___ Data shown

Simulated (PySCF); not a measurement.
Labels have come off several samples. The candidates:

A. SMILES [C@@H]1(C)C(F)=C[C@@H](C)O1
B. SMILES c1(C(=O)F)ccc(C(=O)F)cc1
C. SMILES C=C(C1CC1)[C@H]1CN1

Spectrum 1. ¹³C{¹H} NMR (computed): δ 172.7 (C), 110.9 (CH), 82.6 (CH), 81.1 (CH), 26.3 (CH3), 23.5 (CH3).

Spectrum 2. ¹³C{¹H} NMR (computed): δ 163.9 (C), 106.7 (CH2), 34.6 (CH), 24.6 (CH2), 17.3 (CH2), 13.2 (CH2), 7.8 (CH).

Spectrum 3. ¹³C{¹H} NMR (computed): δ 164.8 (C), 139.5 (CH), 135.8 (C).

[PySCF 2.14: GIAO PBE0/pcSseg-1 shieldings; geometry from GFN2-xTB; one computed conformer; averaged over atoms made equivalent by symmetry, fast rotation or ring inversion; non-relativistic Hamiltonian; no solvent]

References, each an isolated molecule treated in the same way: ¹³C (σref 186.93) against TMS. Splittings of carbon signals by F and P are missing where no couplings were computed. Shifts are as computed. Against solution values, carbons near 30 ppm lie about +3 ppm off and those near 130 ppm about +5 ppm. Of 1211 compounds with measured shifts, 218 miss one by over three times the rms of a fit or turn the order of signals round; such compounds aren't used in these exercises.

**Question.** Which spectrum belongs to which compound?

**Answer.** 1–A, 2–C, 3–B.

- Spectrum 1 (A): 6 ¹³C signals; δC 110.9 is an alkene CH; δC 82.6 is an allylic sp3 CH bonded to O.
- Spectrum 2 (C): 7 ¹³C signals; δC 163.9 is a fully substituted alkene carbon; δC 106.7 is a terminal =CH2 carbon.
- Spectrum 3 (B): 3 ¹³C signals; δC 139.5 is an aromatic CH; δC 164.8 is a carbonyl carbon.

______

• Assigned task
Return, with no change at all, every line in the entries above from the line containing "A. SMILES [C@@H]1(C)C(F)=C[C@@H](C)O1" through the line containing "(CH3), 23.5 (CH3).".

• Response area
A. SMILES [C@@H]1(C)C(F)=C[C@@H](C)O1
B. SMILES c1(C(=O)F)ccc(C(=O)F)cc1
C. SMILES C=C(C1CC1)[C@H]1CN1

Spectrum 1. ¹³C{¹H} NMR (computed): δ 172.7 (C), 110.9 (CH), 82.6 (CH), 81.1 (CH), 26.3 (CH3), 23.5 (CH3).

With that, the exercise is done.